·····

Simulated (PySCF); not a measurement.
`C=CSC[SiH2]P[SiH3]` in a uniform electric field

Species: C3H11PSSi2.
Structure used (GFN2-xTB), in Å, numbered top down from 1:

·····

Output the whole listing above again, word for word.

Simulated (PySCF); not a measurement.
`C=CSC[SiH2]P[SiH3]` in a uniform electric field

Species: C3H11PSSi2.
Structure used (GFN2-xTB), in Å, numbered top down from 1:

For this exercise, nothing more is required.